**Brief:**
The records below are to be duplicated character for character.

**Data to examine:**
################
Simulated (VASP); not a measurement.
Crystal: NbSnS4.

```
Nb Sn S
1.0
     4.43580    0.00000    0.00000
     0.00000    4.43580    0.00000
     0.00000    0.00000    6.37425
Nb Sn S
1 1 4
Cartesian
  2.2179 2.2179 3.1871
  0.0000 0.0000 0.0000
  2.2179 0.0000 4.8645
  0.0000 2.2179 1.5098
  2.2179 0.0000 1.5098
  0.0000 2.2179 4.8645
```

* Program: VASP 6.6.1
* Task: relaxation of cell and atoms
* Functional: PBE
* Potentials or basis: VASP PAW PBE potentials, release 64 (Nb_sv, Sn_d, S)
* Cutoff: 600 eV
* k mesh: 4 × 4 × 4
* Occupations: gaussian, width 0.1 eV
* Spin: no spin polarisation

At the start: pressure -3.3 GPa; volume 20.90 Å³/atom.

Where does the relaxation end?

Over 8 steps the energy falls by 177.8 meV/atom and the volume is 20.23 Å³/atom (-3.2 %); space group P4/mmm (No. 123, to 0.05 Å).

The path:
################

**Task result:**
Simulated (VASP); not a measurement.
Crystal: NbSnS4.

```
Nb Sn S
1.0
     4.43580    0.00000    0.00000
     0.00000    4.43580    0.00000
     0.00000    0.00000    6.37425
Nb Sn S
1 1 4
Cartesian
  2.2179 2.2179 3.1871
  0.0000 0.0000 0.0000
  2.2179 0.0000 4.8645
  0.0000 2.2179 1.5098
  2.2179 0.0000 1.5098
  0.0000 2.2179 4.8645
```

* Program: VASP 6.6.1
* Task: relaxation of cell and atoms
* Functional: PBE
* Potentials or basis: VASP PAW PBE potentials, release 64 (Nb_sv, Sn_d, S)
* Cutoff: 600 eV
* k mesh: 4 × 4 × 4
* Occupations: gaussian, width 0.1 eV
* Spin: no spin polarisation

At the start: pressure -3.3 GPa; volume 20.90 Å³/atom.

Where does the relaxation end?

Over 8 steps the energy falls by 177.8 meV/atom and the volume is 20.23 Å³/atom (-3.2 %); space group P4/mmm (No. 123, to 0.05 Å).

The path:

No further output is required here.